● REQUIREMENT: From the first line of the data below, copy each line up to the one containing "Space group I4/mmm;", and include that line too.

● THE DATA:
+--
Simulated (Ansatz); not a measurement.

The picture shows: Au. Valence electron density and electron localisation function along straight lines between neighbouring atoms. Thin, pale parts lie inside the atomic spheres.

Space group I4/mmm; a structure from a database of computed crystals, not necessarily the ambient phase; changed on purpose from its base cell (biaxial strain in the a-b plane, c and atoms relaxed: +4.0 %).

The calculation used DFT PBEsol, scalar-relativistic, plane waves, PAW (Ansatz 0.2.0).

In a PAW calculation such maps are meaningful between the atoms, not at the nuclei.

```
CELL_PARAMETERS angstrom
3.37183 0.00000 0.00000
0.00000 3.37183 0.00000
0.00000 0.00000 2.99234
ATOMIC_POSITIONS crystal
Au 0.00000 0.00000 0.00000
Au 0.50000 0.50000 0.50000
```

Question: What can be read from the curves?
+--

● WORKED SOLUTION:
Simulated (Ansatz); not a measurement.

The picture shows: Au. Valence electron density and electron localisation function along straight lines between neighbouring atoms. Thin, pale parts lie inside the atomic spheres.

Space group I4/mmm; a structure from a database of computed crystals, not necessarily the ambient phase; changed on purpose from its base cell (biaxial strain in the a-b plane, c and atoms relaxed: +4.0 %).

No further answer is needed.